▶ _Stored data_:
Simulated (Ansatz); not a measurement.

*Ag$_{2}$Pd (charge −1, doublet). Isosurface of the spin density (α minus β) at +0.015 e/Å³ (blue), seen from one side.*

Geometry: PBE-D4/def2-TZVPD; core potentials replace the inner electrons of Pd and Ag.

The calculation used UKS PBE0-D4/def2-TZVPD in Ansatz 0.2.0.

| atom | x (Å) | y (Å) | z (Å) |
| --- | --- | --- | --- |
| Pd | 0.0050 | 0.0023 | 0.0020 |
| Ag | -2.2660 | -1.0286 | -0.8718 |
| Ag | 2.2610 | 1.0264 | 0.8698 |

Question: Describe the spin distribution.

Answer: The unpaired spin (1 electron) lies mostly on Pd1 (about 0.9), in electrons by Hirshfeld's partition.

▶ _Work instruction_:
Exactly as they appear, retype the lines from the start of the records through the line containing "Question: Describe the spin distribution.".

▶ _Answer section_:
Simulated (Ansatz); not a measurement.

*Ag$_{2}$Pd (charge −1, doublet). Isosurface of the spin density (α minus β) at +0.015 e/Å³ (blue), seen from one side.*

Geometry: PBE-D4/def2-TZVPD; core potentials replace the inner electrons of Pd and Ag.

The calculation used UKS PBE0-D4/def2-TZVPD in Ansatz 0.2.0.

| atom | x (Å) | y (Å) | z (Å) |
| --- | --- | --- | --- |
| Pd | 0.0050 | 0.0023 | 0.0020 |
| Ag | -2.2660 | -1.0286 | -0.8718 |
| Ag | 2.2610 | 1.0264 | 0.8698 |

Question: Describe the spin distribution.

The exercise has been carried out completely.